--- Data supplied Enclosed Below ---

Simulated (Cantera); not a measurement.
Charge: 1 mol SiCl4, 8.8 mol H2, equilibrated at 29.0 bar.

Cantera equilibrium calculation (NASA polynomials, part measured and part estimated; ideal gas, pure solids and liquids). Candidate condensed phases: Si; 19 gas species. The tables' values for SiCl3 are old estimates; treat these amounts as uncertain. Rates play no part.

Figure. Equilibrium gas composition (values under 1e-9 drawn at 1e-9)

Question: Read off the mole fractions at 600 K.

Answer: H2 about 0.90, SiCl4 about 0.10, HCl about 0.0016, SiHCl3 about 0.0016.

--- End of Enclosed Data supplied ---

§ **Work item**: At the first line of the material above, start reproducing each line exactly, and end with the line that holds "Question: Read off", adding nothing.

§ **Written solution**:
Simulated (Cantera); not a measurement.
Charge: 1 mol SiCl4, 8.8 mol H2, equilibrated at 29.0 bar.

Cantera equilibrium calculation (NASA polynomials, part measured and part estimated; ideal gas, pure solids and liquids). Candidate condensed phases: Si; 19 gas species. The tables' values for SiCl3 are old estimates; treat these amounts as uncertain. Rates play no part.

Figure. Equilibrium gas composition (values under 1e-9 drawn at 1e-9)

Question: Read off the mole fractions at 600 K.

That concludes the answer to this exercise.